__Raw data__.
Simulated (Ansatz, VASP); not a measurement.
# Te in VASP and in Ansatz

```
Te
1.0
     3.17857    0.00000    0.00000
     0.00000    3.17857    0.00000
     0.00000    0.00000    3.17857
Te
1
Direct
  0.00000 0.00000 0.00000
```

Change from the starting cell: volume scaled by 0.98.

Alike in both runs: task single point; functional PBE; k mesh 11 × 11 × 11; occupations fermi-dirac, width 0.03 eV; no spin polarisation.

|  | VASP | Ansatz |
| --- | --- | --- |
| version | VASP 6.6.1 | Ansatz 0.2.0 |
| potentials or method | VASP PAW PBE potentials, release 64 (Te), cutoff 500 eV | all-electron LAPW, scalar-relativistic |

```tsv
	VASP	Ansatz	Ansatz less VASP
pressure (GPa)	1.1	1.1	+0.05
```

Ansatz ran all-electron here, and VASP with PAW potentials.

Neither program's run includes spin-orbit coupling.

__Exercise__. A full, exact copy of the entries is the required answer.

__Reply__.
Simulated (Ansatz, VASP); not a measurement.
# Te in VASP and in Ansatz

```
Te
1.0
     3.17857    0.00000    0.00000
     0.00000    3.17857    0.00000
     0.00000    0.00000    3.17857
Te
1
Direct
  0.00000 0.00000 0.00000
```

Change from the starting cell: volume scaled by 0.98.

Alike in both runs: task single point; functional PBE; k mesh 11 × 11 × 11; occupations fermi-dirac, width 0.03 eV; no spin polarisation.

|  | VASP | Ansatz |
| --- | --- | --- |
| version | VASP 6.6.1 | Ansatz 0.2.0 |
| potentials or method | VASP PAW PBE potentials, release 64 (Te), cutoff 500 eV | all-electron LAPW, scalar-relativistic |

```tsv
	VASP	Ansatz	Ansatz less VASP
pressure (GPa)	1.1	1.1	+0.05
```

Ansatz ran all-electron here, and VASP with PAW potentials.

Neither program's run includes spin-orbit coupling.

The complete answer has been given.